Activity:
Repeat the material below exactly, line for line.

Record set:
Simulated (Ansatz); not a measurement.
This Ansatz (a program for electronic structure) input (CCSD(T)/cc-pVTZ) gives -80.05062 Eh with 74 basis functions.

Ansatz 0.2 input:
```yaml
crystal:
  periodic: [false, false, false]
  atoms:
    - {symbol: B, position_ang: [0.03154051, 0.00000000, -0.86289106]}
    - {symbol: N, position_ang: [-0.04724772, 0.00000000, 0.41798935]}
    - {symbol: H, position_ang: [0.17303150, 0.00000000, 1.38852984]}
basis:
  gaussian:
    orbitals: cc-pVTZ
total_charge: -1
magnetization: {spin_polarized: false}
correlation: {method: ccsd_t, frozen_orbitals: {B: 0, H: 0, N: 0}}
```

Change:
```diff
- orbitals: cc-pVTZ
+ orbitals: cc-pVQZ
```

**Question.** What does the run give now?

Response area:
Simulated (Ansatz); not a measurement.
This Ansatz (a program for electronic structure) input (CCSD(T)/cc-pVTZ) gives -80.05062 Eh with 74 basis functions.

Ansatz 0.2 input:
```yaml
crystal:
  periodic: [false, false, false]
  atoms:
    - {symbol: B, position_ang: [0.03154051, 0.00000000, -0.86289106]}
    - {symbol: N, position_ang: [-0.04724772, 0.00000000, 0.41798935]}
    - {symbol: H, position_ang: [0.17303150, 0.00000000, 1.38852984]}
basis:
  gaussian:
    orbitals: cc-pVTZ
total_charge: -1
magnetization: {spin_polarized: false}
correlation: {method: ccsd_t, frozen_orbitals: {B: 0, H: 0, N: 0}}
```

Change:
```diff
- orbitals: cc-pVTZ
+ orbitals: cc-pVQZ
```

**Question.** What does the run give now?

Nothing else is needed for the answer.